Excerpted records >>
________
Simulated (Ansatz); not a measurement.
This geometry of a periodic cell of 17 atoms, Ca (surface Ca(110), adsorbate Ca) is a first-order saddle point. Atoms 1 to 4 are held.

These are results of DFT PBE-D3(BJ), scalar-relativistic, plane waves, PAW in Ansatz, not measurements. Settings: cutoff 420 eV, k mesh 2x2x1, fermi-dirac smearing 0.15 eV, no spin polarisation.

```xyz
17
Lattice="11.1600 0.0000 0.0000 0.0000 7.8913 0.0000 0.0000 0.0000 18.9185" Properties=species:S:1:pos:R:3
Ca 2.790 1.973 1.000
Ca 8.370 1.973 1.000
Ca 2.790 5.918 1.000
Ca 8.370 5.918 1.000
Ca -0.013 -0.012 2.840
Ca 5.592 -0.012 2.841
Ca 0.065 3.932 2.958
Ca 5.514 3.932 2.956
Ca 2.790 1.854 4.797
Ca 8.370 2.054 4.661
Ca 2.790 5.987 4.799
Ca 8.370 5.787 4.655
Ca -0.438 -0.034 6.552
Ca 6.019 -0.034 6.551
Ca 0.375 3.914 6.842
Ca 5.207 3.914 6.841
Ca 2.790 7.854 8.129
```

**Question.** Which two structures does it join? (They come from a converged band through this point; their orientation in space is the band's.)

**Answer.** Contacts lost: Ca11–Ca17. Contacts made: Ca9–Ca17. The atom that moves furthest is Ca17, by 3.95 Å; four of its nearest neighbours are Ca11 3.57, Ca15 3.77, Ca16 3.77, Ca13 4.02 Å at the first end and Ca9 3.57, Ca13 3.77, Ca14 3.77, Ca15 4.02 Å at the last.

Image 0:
________

Activity >> Through the line that holds "is the band's.)", repeat the material above exactly, starting at its first line.

Result >>
Simulated (Ansatz); not a measurement.
This geometry of a periodic cell of 17 atoms, Ca (surface Ca(110), adsorbate Ca) is a first-order saddle point. Atoms 1 to 4 are held.

These are results of DFT PBE-D3(BJ), scalar-relativistic, plane waves, PAW in Ansatz, not measurements. Settings: cutoff 420 eV, k mesh 2x2x1, fermi-dirac smearing 0.15 eV, no spin polarisation.

```xyz
17
Lattice="11.1600 0.0000 0.0000 0.0000 7.8913 0.0000 0.0000 0.0000 18.9185" Properties=species:S:1:pos:R:3
Ca 2.790 1.973 1.000
Ca 8.370 1.973 1.000
Ca 2.790 5.918 1.000
Ca 8.370 5.918 1.000
Ca -0.013 -0.012 2.840
Ca 5.592 -0.012 2.841
Ca 0.065 3.932 2.958
Ca 5.514 3.932 2.956
Ca 2.790 1.854 4.797
Ca 8.370 2.054 4.661
Ca 2.790 5.987 4.799
Ca 8.370 5.787 4.655
Ca -0.438 -0.034 6.552
Ca 6.019 -0.034 6.551
Ca 0.375 3.914 6.842
Ca 5.207 3.914 6.841
Ca 2.790 7.854 8.129
```

**Question.** Which two structures does it join? (They come from a converged band through this point; their orientation in space is the band's.)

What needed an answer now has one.